◆ **Brief**: Each line below from the one containing "These are results" through the one containing "Mean temperature of" should be output exactly as it stands, and no other line should appear.

+ + + +
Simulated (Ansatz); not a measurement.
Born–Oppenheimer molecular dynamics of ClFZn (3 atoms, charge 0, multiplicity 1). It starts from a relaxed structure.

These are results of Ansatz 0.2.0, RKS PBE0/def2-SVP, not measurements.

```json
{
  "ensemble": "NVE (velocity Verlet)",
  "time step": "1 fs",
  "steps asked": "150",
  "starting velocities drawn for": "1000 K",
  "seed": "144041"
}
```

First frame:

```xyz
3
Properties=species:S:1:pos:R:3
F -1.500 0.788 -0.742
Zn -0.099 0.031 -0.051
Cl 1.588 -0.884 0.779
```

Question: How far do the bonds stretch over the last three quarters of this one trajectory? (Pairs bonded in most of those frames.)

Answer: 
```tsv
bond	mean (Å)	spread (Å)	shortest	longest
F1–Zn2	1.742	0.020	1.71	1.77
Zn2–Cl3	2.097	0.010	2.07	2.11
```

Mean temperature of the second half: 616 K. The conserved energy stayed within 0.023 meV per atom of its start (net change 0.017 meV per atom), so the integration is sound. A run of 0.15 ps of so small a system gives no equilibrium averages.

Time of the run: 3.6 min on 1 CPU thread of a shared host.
+ + + +

◆ **Problem solution**:
These are results of Ansatz 0.2.0, RKS PBE0/def2-SVP, not measurements.

```json
{
  "ensemble": "NVE (velocity Verlet)",
  "time step": "1 fs",
  "steps asked": "150",
  "starting velocities drawn for": "1000 K",
  "seed": "144041"
}
```

First frame:

```xyz
3
Properties=species:S:1:pos:R:3
F -1.500 0.788 -0.742
Zn -0.099 0.031 -0.051
Cl 1.588 -0.884 0.779
```

Question: How far do the bonds stretch over the last three quarters of this one trajectory? (Pairs bonded in most of those frames.)

Answer: 
```tsv
bond	mean (Å)	spread (Å)	shortest	longest
F1–Zn2	1.742	0.020	1.71	1.77
Zn2–Cl3	2.097	0.010	2.07	2.11
```

Mean temperature of the second half: 616 K. The conserved energy stayed within 0.023 meV per atom of its start (net change 0.017 meV per atom), so the integration is sound. A run of 0.15 ps of so small a system gives no equilibrium averages.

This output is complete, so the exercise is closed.